──────────

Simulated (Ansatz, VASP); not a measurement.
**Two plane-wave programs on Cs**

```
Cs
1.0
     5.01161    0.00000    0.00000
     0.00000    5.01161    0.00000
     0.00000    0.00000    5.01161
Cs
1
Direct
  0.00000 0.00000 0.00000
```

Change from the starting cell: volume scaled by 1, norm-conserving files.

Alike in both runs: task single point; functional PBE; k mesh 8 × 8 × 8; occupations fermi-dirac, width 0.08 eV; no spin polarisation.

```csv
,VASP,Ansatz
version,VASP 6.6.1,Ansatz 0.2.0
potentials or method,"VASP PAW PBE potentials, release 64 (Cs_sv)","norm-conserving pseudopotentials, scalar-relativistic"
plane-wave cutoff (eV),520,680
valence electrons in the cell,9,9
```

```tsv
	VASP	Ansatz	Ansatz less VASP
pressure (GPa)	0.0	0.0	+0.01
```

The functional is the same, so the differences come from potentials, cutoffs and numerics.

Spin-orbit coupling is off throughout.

──────────

**Work instruction:** Repeat the data in its entirety, character for character.

**Response:**
Simulated (Ansatz, VASP); not a measurement.
**Two plane-wave programs on Cs**

```
Cs
1.0
     5.01161    0.00000    0.00000
     0.00000    5.01161    0.00000
     0.00000    0.00000    5.01161
Cs
1
Direct
  0.00000 0.00000 0.00000
```

Change from the starting cell: volume scaled by 1, norm-conserving files.

Alike in both runs: task single point; functional PBE; k mesh 8 × 8 × 8; occupations fermi-dirac, width 0.08 eV; no spin polarisation.

```csv
,VASP,Ansatz
version,VASP 6.6.1,Ansatz 0.2.0
potentials or method,"VASP PAW PBE potentials, release 64 (Cs_sv)","norm-conserving pseudopotentials, scalar-relativistic"
plane-wave cutoff (eV),520,680
valence electrons in the cell,9,9
```

```tsv
	VASP	Ansatz	Ansatz less VASP
pressure (GPa)	0.0	0.0	+0.01
```

The functional is the same, so the differences come from potentials, cutoffs and numerics.

Spin-orbit coupling is off throughout.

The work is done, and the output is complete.